═══ Data extracts

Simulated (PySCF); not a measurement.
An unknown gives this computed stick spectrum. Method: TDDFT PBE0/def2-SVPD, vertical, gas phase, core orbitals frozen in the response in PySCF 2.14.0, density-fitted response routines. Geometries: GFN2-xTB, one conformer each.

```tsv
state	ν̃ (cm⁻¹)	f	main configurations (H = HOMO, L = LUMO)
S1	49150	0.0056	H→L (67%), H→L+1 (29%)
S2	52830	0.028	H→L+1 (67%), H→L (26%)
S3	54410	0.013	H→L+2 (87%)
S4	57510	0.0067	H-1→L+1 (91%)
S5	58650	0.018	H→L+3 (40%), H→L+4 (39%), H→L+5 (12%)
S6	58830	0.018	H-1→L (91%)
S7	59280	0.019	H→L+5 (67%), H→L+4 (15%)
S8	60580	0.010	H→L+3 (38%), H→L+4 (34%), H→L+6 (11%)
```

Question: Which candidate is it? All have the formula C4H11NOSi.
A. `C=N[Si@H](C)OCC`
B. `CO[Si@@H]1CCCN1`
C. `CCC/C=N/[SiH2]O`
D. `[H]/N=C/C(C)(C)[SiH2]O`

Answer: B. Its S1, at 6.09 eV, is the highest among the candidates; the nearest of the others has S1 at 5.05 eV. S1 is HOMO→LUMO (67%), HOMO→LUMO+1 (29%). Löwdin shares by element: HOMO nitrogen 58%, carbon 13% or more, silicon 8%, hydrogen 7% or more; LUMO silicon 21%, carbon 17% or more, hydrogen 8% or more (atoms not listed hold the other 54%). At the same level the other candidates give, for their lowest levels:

══════

Assignment —
All the records above are to be reproduced exactly.

Exercise response —
Simulated (PySCF); not a measurement.
An unknown gives this computed stick spectrum. Method: TDDFT PBE0/def2-SVPD, vertical, gas phase, core orbitals frozen in the response in PySCF 2.14.0, density-fitted response routines. Geometries: GFN2-xTB, one conformer each.

```tsv
state	ν̃ (cm⁻¹)	f	main configurations (H = HOMO, L = LUMO)
S1	49150	0.0056	H→L (67%), H→L+1 (29%)
S2	52830	0.028	H→L+1 (67%), H→L (26%)
S3	54410	0.013	H→L+2 (87%)
S4	57510	0.0067	H-1→L+1 (91%)
S5	58650	0.018	H→L+3 (40%), H→L+4 (39%), H→L+5 (12%)
S6	58830	0.018	H-1→L (91%)
S7	59280	0.019	H→L+5 (67%), H→L+4 (15%)
S8	60580	0.010	H→L+3 (38%), H→L+4 (34%), H→L+6 (11%)
```

Question: Which candidate is it? All have the formula C4H11NOSi.
A. `C=N[Si@H](C)OCC`
B. `CO[Si@@H]1CCCN1`
C. `CCC/C=N/[SiH2]O`
D. `[H]/N=C/C(C)(C)[SiH2]O`

Answer: B. Its S1, at 6.09 eV, is the highest among the candidates; the nearest of the others has S1 at 5.05 eV. S1 is HOMO→LUMO (67%), HOMO→LUMO+1 (29%). Löwdin shares by element: HOMO nitrogen 58%, carbon 13% or more, silicon 8%, hydrogen 7% or more; LUMO silicon 21%, carbon 17% or more, hydrogen 8% or more (atoms not listed hold the other 54%). At the same level the other candidates give, for their lowest levels:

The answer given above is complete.